__Brief__.
Your answer must be the full set of entries, reproduced exactly.

__Material provided__.
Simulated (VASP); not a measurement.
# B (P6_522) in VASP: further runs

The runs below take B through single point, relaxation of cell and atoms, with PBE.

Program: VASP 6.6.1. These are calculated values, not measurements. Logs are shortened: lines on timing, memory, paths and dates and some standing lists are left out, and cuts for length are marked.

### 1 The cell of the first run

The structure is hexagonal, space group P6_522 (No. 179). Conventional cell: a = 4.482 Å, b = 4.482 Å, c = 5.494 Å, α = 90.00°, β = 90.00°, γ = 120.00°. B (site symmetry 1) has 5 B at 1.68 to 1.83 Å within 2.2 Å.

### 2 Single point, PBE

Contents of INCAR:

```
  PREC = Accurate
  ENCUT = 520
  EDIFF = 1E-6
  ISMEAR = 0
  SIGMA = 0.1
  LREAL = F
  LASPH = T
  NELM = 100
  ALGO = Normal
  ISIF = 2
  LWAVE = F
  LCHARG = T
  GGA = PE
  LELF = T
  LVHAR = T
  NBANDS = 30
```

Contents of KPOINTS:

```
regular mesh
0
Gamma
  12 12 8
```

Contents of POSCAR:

__Response box__.
Simulated (VASP); not a measurement.
# B (P6_522) in VASP: further runs

The runs below take B through single point, relaxation of cell and atoms, with PBE.

Program: VASP 6.6.1. These are calculated values, not measurements. Logs are shortened: lines on timing, memory, paths and dates and some standing lists are left out, and cuts for length are marked.

### 1 The cell of the first run

The structure is hexagonal, space group P6_522 (No. 179). Conventional cell: a = 4.482 Å, b = 4.482 Å, c = 5.494 Å, α = 90.00°, β = 90.00°, γ = 120.00°. B (site symmetry 1) has 5 B at 1.68 to 1.83 Å within 2.2 Å.

### 2 Single point, PBE

Contents of INCAR:

```
  PREC = Accurate
  ENCUT = 520
  EDIFF = 1E-6
  ISMEAR = 0
  SIGMA = 0.1
  LREAL = F
  LASPH = T
  NELM = 100
  ALGO = Normal
  ISIF = 2
  LWAVE = F
  LCHARG = T
  GGA = PE
  LELF = T
  LVHAR = T
  NBANDS = 30
```

Contents of KPOINTS:

```
regular mesh
0
Gamma
  12 12 8
```

Contents of POSCAR:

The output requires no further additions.